RECORDED INFORMATION Start Marker

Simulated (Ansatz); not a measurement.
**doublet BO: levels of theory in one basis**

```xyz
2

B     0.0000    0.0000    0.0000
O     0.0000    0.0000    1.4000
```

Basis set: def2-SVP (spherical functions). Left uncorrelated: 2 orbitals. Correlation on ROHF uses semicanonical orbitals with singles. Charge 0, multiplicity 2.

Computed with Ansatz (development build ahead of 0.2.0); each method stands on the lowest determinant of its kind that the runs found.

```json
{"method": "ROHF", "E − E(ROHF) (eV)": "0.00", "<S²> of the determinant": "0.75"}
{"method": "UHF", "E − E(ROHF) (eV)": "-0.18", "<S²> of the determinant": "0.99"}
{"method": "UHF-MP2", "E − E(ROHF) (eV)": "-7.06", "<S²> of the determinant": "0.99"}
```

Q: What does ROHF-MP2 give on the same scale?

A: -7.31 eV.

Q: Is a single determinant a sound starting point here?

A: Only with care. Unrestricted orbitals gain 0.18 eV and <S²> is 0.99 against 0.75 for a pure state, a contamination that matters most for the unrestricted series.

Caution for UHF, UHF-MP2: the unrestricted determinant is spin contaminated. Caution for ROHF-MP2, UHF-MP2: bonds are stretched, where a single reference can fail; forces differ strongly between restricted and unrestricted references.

RECORDED INFORMATION End Marker

● **ASSIGNMENT**
Every entry above should be returned exactly as written.

● **ANSWER SECTION**
Simulated (Ansatz); not a measurement.
**doublet BO: levels of theory in one basis**

```xyz
2

B     0.0000    0.0000    0.0000
O     0.0000    0.0000    1.4000
```

Basis set: def2-SVP (spherical functions). Left uncorrelated: 2 orbitals. Correlation on ROHF uses semicanonical orbitals with singles. Charge 0, multiplicity 2.

Computed with Ansatz (development build ahead of 0.2.0); each method stands on the lowest determinant of its kind that the runs found.

```json
{"method": "ROHF", "E − E(ROHF) (eV)": "0.00", "<S²> of the determinant": "0.75"}
{"method": "UHF", "E − E(ROHF) (eV)": "-0.18", "<S²> of the determinant": "0.99"}
{"method": "UHF-MP2", "E − E(ROHF) (eV)": "-7.06", "<S²> of the determinant": "0.99"}
```

Q: What does ROHF-MP2 give on the same scale?

A: -7.31 eV.

Q: Is a single determinant a sound starting point here?

A: Only with care. Unrestricted orbitals gain 0.18 eV and <S²> is 0.99 against 0.75 for a pure state, a contamination that matters most for the unrestricted series.

Caution for UHF, UHF-MP2: the unrestricted determinant is spin contaminated. Caution for ROHF-MP2, UHF-MP2: bonds are stretched, where a single reference can fail; forces differ strongly between restricted and unrestricted references.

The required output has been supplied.